Action item ::
From the data underneath, reproduce exactly the stretch that begins at the line with "TaOF₃, optimised at" and ends after the line with "- PBE/def2-SVP: 158, 158, 182, 253, 253, 684, 688, 688, 985".

Study material ::
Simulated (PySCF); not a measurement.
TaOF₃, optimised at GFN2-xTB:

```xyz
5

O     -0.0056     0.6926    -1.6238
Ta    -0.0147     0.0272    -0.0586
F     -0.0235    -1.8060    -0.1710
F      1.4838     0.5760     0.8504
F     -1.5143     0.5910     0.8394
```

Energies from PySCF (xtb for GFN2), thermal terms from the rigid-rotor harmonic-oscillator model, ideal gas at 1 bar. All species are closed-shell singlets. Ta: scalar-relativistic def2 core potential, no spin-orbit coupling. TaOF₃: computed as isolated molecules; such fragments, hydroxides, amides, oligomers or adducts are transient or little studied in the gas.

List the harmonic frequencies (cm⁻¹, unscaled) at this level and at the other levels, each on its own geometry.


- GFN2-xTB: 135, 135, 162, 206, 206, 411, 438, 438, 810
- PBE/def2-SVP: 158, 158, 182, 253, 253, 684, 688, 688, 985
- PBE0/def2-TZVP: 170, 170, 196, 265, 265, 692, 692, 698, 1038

Expected answer ::
TaOF₃, optimised at GFN2-xTB:

```xyz
5

O     -0.0056     0.6926    -1.6238
Ta    -0.0147     0.0272    -0.0586
F     -0.0235    -1.8060    -0.1710
F      1.4838     0.5760     0.8504
F     -1.5143     0.5910     0.8394
```

Energies from PySCF (xtb for GFN2), thermal terms from the rigid-rotor harmonic-oscillator model, ideal gas at 1 bar. All species are closed-shell singlets. Ta: scalar-relativistic def2 core potential, no spin-orbit coupling. TaOF₃: computed as isolated molecules; such fragments, hydroxides, amides, oligomers or adducts are transient or little studied in the gas.

List the harmonic frequencies (cm⁻¹, unscaled) at this level and at the other levels, each on its own geometry.


- GFN2-xTB: 135, 135, 162, 206, 206, 411, 438, 438, 810
- PBE/def2-SVP: 158, 158, 182, 253, 253, 684, 688, 688, 985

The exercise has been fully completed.